■ DATA PROVIDED
-=-=-

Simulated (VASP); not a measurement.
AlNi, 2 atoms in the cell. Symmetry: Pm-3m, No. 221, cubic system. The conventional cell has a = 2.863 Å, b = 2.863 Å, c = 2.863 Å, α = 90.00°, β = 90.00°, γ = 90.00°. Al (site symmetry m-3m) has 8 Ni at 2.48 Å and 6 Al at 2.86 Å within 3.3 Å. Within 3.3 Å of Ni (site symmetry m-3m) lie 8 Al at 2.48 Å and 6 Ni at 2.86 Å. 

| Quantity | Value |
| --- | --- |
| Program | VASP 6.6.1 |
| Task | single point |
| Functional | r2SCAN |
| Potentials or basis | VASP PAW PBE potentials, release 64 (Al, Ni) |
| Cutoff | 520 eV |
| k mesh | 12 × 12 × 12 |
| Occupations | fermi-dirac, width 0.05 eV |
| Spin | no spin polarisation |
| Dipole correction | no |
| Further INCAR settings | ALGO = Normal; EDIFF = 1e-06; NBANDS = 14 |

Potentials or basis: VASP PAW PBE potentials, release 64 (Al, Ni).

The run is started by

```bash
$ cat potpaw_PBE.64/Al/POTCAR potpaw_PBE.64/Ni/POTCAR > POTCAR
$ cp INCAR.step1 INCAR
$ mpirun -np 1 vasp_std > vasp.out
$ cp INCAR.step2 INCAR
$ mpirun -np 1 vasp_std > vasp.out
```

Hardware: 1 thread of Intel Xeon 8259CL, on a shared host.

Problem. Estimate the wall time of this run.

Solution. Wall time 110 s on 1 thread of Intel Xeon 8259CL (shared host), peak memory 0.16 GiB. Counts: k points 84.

-=-=-

■ WORK TASK
Please reproduce exactly the lines above, beginning with the first and ending with the line that contains "width 0.05 eV |", and include nothing outside that range.

■ ANSWER BOX
Simulated (VASP); not a measurement.
AlNi, 2 atoms in the cell. Symmetry: Pm-3m, No. 221, cubic system. The conventional cell has a = 2.863 Å, b = 2.863 Å, c = 2.863 Å, α = 90.00°, β = 90.00°, γ = 90.00°. Al (site symmetry m-3m) has 8 Ni at 2.48 Å and 6 Al at 2.86 Å within 3.3 Å. Within 3.3 Å of Ni (site symmetry m-3m) lie 8 Al at 2.48 Å and 6 Ni at 2.86 Å. 

| Quantity | Value |
| --- | --- |
| Program | VASP 6.6.1 |
| Task | single point |
| Functional | r2SCAN |
| Potentials or basis | VASP PAW PBE potentials, release 64 (Al, Ni) |
| Cutoff | 520 eV |
| k mesh | 12 × 12 × 12 |
| Occupations | fermi-dirac, width 0.05 eV |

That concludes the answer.